Provided material:
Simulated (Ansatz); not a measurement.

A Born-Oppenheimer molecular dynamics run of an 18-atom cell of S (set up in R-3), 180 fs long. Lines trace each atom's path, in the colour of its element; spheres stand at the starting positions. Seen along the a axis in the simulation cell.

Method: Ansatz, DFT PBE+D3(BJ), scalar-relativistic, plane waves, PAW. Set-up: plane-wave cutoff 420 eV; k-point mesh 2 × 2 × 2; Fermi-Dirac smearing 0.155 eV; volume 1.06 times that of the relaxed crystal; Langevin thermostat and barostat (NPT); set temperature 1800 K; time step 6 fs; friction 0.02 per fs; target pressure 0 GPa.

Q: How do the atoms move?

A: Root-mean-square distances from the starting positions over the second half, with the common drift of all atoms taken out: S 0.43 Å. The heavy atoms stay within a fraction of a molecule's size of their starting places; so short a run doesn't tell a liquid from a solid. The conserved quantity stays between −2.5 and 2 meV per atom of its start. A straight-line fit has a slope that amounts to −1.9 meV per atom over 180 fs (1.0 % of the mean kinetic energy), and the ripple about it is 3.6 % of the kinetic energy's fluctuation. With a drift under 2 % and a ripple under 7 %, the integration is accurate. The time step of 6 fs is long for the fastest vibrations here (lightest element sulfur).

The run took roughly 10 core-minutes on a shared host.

Task item: Beginning with the very first line of the material, please return exactly each line down to and including the one with "A: Root-mean-square distances".

Problem solution:
Simulated (Ansatz); not a measurement.

A Born-Oppenheimer molecular dynamics run of an 18-atom cell of S (set up in R-3), 180 fs long. Lines trace each atom's path, in the colour of its element; spheres stand at the starting positions. Seen along the a axis in the simulation cell.

Method: Ansatz, DFT PBE+D3(BJ), scalar-relativistic, plane waves, PAW. Set-up: plane-wave cutoff 420 eV; k-point mesh 2 × 2 × 2; Fermi-Dirac smearing 0.155 eV; volume 1.06 times that of the relaxed crystal; Langevin thermostat and barostat (NPT); set temperature 1800 K; time step 6 fs; friction 0.02 per fs; target pressure 0 GPa.

Q: How do the atoms move?

A: Root-mean-square distances from the starting positions over the second half, with the common drift of all atoms taken out: S 0.43 Å. The heavy atoms stay within a fraction of a molecule's size of their starting places; so short a run doesn't tell a liquid from a solid. The conserved quantity stays between −2.5 and 2 meV per atom of its start. A straight-line fit has a slope that amounts to −1.9 meV per atom over 180 fs (1.0 % of the mean kinetic energy), and the ripple about it is 3.6 % of the kinetic energy's fluctuation. With a drift under 2 % and a ripple under 7 %, the integration is accurate. The time step of 6 fs is long for the fastest vibrations here (lightest element sulfur).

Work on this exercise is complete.